◆ **DATA**:
== Segment start ==

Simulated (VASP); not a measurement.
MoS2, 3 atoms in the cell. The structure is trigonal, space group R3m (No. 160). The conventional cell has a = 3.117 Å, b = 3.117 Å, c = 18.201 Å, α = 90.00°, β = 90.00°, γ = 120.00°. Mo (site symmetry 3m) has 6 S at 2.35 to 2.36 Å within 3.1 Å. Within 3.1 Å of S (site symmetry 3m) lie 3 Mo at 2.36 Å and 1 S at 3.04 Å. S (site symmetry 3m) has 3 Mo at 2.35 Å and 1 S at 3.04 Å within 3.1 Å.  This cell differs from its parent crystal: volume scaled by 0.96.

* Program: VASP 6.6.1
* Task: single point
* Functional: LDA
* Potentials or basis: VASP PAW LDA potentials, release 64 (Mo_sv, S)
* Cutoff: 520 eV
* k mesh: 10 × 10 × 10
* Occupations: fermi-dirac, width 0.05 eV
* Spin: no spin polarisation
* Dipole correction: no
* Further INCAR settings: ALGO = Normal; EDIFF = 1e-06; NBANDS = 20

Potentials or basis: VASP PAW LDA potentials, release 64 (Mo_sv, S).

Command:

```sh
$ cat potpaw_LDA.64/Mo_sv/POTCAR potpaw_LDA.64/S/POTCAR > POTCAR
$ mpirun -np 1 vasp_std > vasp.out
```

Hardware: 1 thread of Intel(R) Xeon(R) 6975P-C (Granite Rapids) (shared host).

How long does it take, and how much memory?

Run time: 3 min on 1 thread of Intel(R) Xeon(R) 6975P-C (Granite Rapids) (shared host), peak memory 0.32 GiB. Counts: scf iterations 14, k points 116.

== Segment end ==

◆ **TASK ITEM**:
The required output is the stretch of entries above from the line containing "64 (Mo_sv, S)." through the line containing "How long does it take, and how much memory?", reproduced exactly.

◆ **TASK SOLUTION**:
Potentials or basis: VASP PAW LDA potentials, release 64 (Mo_sv, S).

Command:

```sh
$ cat potpaw_LDA.64/Mo_sv/POTCAR potpaw_LDA.64/S/POTCAR > POTCAR
$ mpirun -np 1 vasp_std > vasp.out
```

Hardware: 1 thread of Intel(R) Xeon(R) 6975P-C (Granite Rapids) (shared host).

How long does it take, and how much memory?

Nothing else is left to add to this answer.